----- LISTED ENTRIES -----

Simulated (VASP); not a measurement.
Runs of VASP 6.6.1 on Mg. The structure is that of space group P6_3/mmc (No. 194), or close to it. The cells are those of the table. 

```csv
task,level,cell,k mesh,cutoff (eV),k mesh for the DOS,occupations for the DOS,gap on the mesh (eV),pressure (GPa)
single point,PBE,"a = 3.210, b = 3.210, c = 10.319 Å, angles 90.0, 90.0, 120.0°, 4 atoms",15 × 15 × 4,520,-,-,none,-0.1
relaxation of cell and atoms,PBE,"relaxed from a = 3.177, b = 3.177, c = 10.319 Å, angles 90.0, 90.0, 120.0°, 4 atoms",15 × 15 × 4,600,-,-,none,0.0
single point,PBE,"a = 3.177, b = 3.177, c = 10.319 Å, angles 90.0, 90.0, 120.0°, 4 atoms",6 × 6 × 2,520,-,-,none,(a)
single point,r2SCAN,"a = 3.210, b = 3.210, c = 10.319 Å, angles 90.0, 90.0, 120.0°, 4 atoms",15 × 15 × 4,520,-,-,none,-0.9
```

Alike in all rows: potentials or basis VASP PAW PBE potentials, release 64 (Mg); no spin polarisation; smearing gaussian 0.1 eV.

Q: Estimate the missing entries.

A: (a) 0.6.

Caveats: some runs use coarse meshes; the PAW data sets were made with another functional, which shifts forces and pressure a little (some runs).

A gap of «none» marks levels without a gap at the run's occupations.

-----

ASSIGNMENT:
Return exactly, please, the lines of the material from the first one down to and including the line where "Caveats: some runs" appears.

RESPONSE BOX:
Simulated (VASP); not a measurement.
Runs of VASP 6.6.1 on Mg. The structure is that of space group P6_3/mmc (No. 194), or close to it. The cells are those of the table. 

```csv
task,level,cell,k mesh,cutoff (eV),k mesh for the DOS,occupations for the DOS,gap on the mesh (eV),pressure (GPa)
single point,PBE,"a = 3.210, b = 3.210, c = 10.319 Å, angles 90.0, 90.0, 120.0°, 4 atoms",15 × 15 × 4,520,-,-,none,-0.1
relaxation of cell and atoms,PBE,"relaxed from a = 3.177, b = 3.177, c = 10.319 Å, angles 90.0, 90.0, 120.0°, 4 atoms",15 × 15 × 4,600,-,-,none,0.0
single point,PBE,"a = 3.177, b = 3.177, c = 10.319 Å, angles 90.0, 90.0, 120.0°, 4 atoms",6 × 6 × 2,520,-,-,none,(a)
single point,r2SCAN,"a = 3.210, b = 3.210, c = 10.319 Å, angles 90.0, 90.0, 120.0°, 4 atoms",15 × 15 × 4,520,-,-,none,-0.9
```

Alike in all rows: potentials or basis VASP PAW PBE potentials, release 64 (Mg); no spin polarisation; smearing gaussian 0.1 eV.

Q: Estimate the missing entries.

A: (a) 0.6.

Caveats: some runs use coarse meshes; the PAW data sets were made with another functional, which shifts forces and pressure a little (some runs).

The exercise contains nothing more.